### [Work request]
This exercise asks for the records to be retyped exactly as they read.

-------
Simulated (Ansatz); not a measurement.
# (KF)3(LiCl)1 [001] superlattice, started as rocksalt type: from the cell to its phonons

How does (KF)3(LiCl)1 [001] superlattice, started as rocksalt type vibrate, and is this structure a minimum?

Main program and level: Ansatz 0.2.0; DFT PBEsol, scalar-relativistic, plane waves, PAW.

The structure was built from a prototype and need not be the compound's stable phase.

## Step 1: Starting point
-------

### [Response]
Simulated (Ansatz); not a measurement.
# (KF)3(LiCl)1 [001] superlattice, started as rocksalt type: from the cell to its phonons

How does (KF)3(LiCl)1 [001] superlattice, started as rocksalt type vibrate, and is this structure a minimum?

Main program and level: Ansatz 0.2.0; DFT PBEsol, scalar-relativistic, plane waves, PAW.

The structure was built from a prototype and need not be the compound's stable phase.

## Step 1: Starting point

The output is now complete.